=== WORK ITEM ===
Your task is to retype all of the records below with complete accuracy.

=== DATA EXCERPTS ===
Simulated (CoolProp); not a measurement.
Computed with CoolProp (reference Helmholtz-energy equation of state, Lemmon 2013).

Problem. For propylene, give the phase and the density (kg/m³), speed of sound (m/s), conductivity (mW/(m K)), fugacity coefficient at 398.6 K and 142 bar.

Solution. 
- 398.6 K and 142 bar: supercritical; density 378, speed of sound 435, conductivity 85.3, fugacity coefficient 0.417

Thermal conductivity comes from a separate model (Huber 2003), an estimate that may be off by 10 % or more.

=== EXERCISE RESPONSE ===
Simulated (CoolProp); not a measurement.
Computed with CoolProp (reference Helmholtz-energy equation of state, Lemmon 2013).

Problem. For propylene, give the phase and the density (kg/m³), speed of sound (m/s), conductivity (mW/(m K)), fugacity coefficient at 398.6 K and 142 bar.

Solution. 
- 398.6 K and 142 bar: supercritical; density 378, speed of sound 435, conductivity 85.3, fugacity coefficient 0.417

Thermal conductivity comes from a separate model (Huber 2003), an estimate that may be off by 10 % or more.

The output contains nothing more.